BRIEF — Once you have read the listing below, write all of it out again exactly.

RECORD EXTRACTS —
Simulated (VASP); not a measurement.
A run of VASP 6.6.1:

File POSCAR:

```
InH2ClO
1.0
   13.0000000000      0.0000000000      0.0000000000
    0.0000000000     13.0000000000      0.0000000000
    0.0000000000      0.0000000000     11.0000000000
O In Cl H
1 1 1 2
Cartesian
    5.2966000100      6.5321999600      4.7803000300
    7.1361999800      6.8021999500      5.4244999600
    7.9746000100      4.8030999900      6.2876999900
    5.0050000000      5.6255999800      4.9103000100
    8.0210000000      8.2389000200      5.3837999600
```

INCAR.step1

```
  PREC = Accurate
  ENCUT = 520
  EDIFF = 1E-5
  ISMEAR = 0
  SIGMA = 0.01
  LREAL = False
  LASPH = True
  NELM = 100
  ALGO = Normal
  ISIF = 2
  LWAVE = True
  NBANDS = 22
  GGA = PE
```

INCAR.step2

PROBLEM SOLUTION —
Simulated (VASP); not a measurement.
A run of VASP 6.6.1:

File POSCAR:

```
InH2ClO
1.0
   13.0000000000      0.0000000000      0.0000000000
    0.0000000000     13.0000000000      0.0000000000
    0.0000000000      0.0000000000     11.0000000000
O In Cl H
1 1 1 2
Cartesian
    5.2966000100      6.5321999600      4.7803000300
    7.1361999800      6.8021999500      5.4244999600
    7.9746000100      4.8030999900      6.2876999900
    5.0050000000      5.6255999800      4.9103000100
    8.0210000000      8.2389000200      5.3837999600
```

INCAR.step1

```
  PREC = Accurate
  ENCUT = 520
  EDIFF = 1E-5
  ISMEAR = 0
  SIGMA = 0.01
  LREAL = False
  LASPH = True
  NELM = 100
  ALGO = Normal
  ISIF = 2
  LWAVE = True
  NBANDS = 22
  GGA = PE
```

INCAR.step2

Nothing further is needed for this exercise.